───

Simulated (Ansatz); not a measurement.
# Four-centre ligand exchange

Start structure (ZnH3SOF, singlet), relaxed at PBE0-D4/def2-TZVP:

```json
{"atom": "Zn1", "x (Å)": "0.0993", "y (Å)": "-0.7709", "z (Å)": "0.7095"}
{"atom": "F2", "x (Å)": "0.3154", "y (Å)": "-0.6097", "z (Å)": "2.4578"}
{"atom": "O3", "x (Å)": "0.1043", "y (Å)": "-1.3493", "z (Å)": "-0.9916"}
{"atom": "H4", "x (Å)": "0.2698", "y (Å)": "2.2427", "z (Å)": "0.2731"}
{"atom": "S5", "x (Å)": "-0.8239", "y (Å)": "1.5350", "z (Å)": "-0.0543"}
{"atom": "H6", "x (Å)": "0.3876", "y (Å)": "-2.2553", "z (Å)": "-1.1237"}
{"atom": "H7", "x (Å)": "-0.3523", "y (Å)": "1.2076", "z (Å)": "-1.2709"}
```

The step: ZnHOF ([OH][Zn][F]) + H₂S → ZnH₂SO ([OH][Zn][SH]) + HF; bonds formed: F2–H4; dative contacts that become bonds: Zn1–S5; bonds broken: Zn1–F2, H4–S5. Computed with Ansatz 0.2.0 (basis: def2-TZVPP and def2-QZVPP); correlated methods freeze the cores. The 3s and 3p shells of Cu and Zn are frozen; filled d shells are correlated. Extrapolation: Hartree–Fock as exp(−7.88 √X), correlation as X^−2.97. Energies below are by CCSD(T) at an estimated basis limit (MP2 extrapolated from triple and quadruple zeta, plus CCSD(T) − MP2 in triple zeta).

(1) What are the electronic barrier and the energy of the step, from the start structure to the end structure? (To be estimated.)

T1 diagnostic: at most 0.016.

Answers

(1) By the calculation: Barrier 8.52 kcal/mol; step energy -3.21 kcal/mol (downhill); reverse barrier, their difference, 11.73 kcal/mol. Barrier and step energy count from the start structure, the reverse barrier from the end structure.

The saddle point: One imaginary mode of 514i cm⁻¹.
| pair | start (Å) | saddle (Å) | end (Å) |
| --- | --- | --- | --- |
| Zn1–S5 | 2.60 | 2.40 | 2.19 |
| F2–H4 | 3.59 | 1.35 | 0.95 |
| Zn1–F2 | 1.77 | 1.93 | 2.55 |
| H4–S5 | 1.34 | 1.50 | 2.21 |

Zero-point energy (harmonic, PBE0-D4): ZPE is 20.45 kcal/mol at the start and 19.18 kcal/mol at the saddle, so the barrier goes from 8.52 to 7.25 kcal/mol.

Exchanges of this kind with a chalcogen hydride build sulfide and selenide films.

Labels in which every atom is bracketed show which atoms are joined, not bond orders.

───

Activity: Ending with the line containing "Exchanges of this", please print exactly the lines of the material above from its first line onward, and nothing else.

Exercise output:
Simulated (Ansatz); not a measurement.
# Four-centre ligand exchange

Start structure (ZnH3SOF, singlet), relaxed at PBE0-D4/def2-TZVP:

```json
{"atom": "Zn1", "x (Å)": "0.0993", "y (Å)": "-0.7709", "z (Å)": "0.7095"}
{"atom": "F2", "x (Å)": "0.3154", "y (Å)": "-0.6097", "z (Å)": "2.4578"}
{"atom": "O3", "x (Å)": "0.1043", "y (Å)": "-1.3493", "z (Å)": "-0.9916"}
{"atom": "H4", "x (Å)": "0.2698", "y (Å)": "2.2427", "z (Å)": "0.2731"}
{"atom": "S5", "x (Å)": "-0.8239", "y (Å)": "1.5350", "z (Å)": "-0.0543"}
{"atom": "H6", "x (Å)": "0.3876", "y (Å)": "-2.2553", "z (Å)": "-1.1237"}
{"atom": "H7", "x (Å)": "-0.3523", "y (Å)": "1.2076", "z (Å)": "-1.2709"}
```

The step: ZnHOF ([OH][Zn][F]) + H₂S → ZnH₂SO ([OH][Zn][SH]) + HF; bonds formed: F2–H4; dative contacts that become bonds: Zn1–S5; bonds broken: Zn1–F2, H4–S5. Computed with Ansatz 0.2.0 (basis: def2-TZVPP and def2-QZVPP); correlated methods freeze the cores. The 3s and 3p shells of Cu and Zn are frozen; filled d shells are correlated. Extrapolation: Hartree–Fock as exp(−7.88 √X), correlation as X^−2.97. Energies below are by CCSD(T) at an estimated basis limit (MP2 extrapolated from triple and quadruple zeta, plus CCSD(T) − MP2 in triple zeta).

(1) What are the electronic barrier and the energy of the step, from the start structure to the end structure? (To be estimated.)

T1 diagnostic: at most 0.016.

Answers

(1) By the calculation: Barrier 8.52 kcal/mol; step energy -3.21 kcal/mol (downhill); reverse barrier, their difference, 11.73 kcal/mol. Barrier and step energy count from the start structure, the reverse barrier from the end structure.

The saddle point: One imaginary mode of 514i cm⁻¹.
| pair | start (Å) | saddle (Å) | end (Å) |
| --- | --- | --- | --- |
| Zn1–S5 | 2.60 | 2.40 | 2.19 |
| F2–H4 | 3.59 | 1.35 | 0.95 |
| Zn1–F2 | 1.77 | 1.93 | 2.55 |
| H4–S5 | 1.34 | 1.50 | 2.21 |

Zero-point energy (harmonic, PBE0-D4): ZPE is 20.45 kcal/mol at the start and 19.18 kcal/mol at the saddle, so the barrier goes from 8.52 to 7.25 kcal/mol.

Exchanges of this kind with a chalcogen hydride build sulfide and selenide films.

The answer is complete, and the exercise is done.